* **Provided material**
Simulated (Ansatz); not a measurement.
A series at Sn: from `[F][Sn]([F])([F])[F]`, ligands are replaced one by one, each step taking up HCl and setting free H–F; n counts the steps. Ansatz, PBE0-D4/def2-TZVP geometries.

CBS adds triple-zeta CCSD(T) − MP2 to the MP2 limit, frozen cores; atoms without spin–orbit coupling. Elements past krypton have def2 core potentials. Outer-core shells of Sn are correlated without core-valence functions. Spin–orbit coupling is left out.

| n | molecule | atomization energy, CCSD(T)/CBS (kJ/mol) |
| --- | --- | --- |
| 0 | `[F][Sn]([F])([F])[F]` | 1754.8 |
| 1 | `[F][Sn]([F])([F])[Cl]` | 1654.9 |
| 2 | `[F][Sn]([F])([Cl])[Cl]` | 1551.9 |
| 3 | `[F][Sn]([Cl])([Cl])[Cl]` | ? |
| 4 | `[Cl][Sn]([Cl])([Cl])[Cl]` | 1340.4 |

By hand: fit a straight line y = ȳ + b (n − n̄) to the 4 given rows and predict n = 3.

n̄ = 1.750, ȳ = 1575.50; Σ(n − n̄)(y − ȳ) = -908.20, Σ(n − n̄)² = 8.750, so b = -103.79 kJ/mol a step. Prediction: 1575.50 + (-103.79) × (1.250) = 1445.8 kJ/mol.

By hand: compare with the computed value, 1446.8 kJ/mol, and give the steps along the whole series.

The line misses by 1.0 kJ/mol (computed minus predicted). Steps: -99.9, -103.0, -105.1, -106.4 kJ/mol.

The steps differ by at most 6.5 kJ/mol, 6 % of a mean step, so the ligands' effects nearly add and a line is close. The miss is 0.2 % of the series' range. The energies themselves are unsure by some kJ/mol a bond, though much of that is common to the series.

* **Task item**
Nothing beyond the lines from the start of the entries through the line with "n̄ = 1.750, ȳ" should appear. Repeat those lines exactly, both ends included.

* **Exercise response**
Simulated (Ansatz); not a measurement.
A series at Sn: from `[F][Sn]([F])([F])[F]`, ligands are replaced one by one, each step taking up HCl and setting free H–F; n counts the steps. Ansatz, PBE0-D4/def2-TZVP geometries.

CBS adds triple-zeta CCSD(T) − MP2 to the MP2 limit, frozen cores; atoms without spin–orbit coupling. Elements past krypton have def2 core potentials. Outer-core shells of Sn are correlated without core-valence functions. Spin–orbit coupling is left out.

| n | molecule | atomization energy, CCSD(T)/CBS (kJ/mol) |
| --- | --- | --- |
| 0 | `[F][Sn]([F])([F])[F]` | 1754.8 |
| 1 | `[F][Sn]([F])([F])[Cl]` | 1654.9 |
| 2 | `[F][Sn]([F])([Cl])[Cl]` | 1551.9 |
| 3 | `[F][Sn]([Cl])([Cl])[Cl]` | ? |
| 4 | `[Cl][Sn]([Cl])([Cl])[Cl]` | 1340.4 |

By hand: fit a straight line y = ȳ + b (n − n̄) to the 4 given rows and predict n = 3.

n̄ = 1.750, ȳ = 1575.50; Σ(n − n̄)(y − ȳ) = -908.20, Σ(n − n̄)² = 8.750, so b = -103.79 kJ/mol a step. Prediction: 1575.50 + (-103.79) × (1.250) = 1445.8 kJ/mol.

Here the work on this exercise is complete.